Given data START
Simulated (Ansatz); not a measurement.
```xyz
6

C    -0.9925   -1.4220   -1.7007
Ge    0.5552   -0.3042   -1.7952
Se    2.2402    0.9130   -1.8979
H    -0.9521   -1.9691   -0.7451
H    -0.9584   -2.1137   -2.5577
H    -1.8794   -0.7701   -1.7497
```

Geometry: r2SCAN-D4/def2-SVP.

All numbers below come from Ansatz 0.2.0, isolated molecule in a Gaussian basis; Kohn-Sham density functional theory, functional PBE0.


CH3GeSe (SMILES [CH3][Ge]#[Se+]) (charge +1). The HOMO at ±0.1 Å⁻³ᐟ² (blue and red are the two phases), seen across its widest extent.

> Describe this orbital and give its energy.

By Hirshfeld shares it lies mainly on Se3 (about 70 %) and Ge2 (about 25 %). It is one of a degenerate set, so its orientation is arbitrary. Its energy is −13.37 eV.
Given data END

**Exercise:**
Write the listing out again in full, exactly as it stands above.

**Written response:**
Simulated (Ansatz); not a measurement.
```xyz
6

C    -0.9925   -1.4220   -1.7007
Ge    0.5552   -0.3042   -1.7952
Se    2.2402    0.9130   -1.8979
H    -0.9521   -1.9691   -0.7451
H    -0.9584   -2.1137   -2.5577
H    -1.8794   -0.7701   -1.7497
```

Geometry: r2SCAN-D4/def2-SVP.

All numbers below come from Ansatz 0.2.0, isolated molecule in a Gaussian basis; Kohn-Sham density functional theory, functional PBE0.


CH3GeSe (SMILES [CH3][Ge]#[Se+]) (charge +1). The HOMO at ±0.1 Å⁻³ᐟ² (blue and red are the two phases), seen across its widest extent.

> Describe this orbital and give its energy.

By Hirshfeld shares it lies mainly on Se3 (about 70 %) and Ge2 (about 25 %). It is one of a degenerate set, so its orientation is arbitrary. Its energy is −13.37 eV.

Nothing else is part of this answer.